--- Raw data Enclosed Below ---

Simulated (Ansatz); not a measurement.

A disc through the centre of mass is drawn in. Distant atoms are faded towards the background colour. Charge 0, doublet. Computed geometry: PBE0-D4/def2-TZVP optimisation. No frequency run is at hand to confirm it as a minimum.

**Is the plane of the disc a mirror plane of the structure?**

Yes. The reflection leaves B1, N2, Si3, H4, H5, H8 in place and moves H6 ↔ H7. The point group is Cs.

--- End of Enclosed Raw data ---

Everything above from the line with "A disc through" to the line with "of the structure?**", both included, must be repeated exactly, and nothing outside that range.

A disc through the centre of mass is drawn in. Distant atoms are faded towards the background colour. Charge 0, doublet. Computed geometry: PBE0-D4/def2-TZVP optimisation. No frequency run is at hand to confirm it as a minimum.

**Is the plane of the disc a mirror plane of the structure?**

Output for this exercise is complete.